▶ **Dataset records**:
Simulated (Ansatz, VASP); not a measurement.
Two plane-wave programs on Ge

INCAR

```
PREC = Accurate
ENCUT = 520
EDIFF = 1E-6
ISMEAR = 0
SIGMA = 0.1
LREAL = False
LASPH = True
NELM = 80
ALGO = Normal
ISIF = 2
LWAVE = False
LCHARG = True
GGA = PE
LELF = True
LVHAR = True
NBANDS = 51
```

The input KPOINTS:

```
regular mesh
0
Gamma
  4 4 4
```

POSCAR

▶ **Work instruction**: Repeating the listing in full, word for word, is the required output.

▶ **Written reply**:
Simulated (Ansatz, VASP); not a measurement.
Two plane-wave programs on Ge

INCAR

```
PREC = Accurate
ENCUT = 520
EDIFF = 1E-6
ISMEAR = 0
SIGMA = 0.1
LREAL = False
LASPH = True
NELM = 80
ALGO = Normal
ISIF = 2
LWAVE = False
LCHARG = True
GGA = PE
LELF = True
LVHAR = True
NBANDS = 51
```

The input KPOINTS:

```
regular mesh
0
Gamma
  4 4 4
```

POSCAR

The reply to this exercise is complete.